# EXERCISE
Below is a set of entries; give all of them again exactly.

# RAW DATA
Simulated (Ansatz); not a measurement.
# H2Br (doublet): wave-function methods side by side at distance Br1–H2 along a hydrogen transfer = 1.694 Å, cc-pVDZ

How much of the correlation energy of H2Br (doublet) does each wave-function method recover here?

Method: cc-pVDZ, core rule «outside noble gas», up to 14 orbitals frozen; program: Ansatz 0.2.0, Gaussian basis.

# TASK RESPONSE
Simulated (Ansatz); not a measurement.
# H2Br (doublet): wave-function methods side by side at distance Br1–H2 along a hydrogen transfer = 1.694 Å, cc-pVDZ

How much of the correlation energy of H2Br (doublet) does each wave-function method recover here?

Method: cc-pVDZ, core rule «outside noble gas», up to 14 orbitals frozen; program: Ansatz 0.2.0, Gaussian basis.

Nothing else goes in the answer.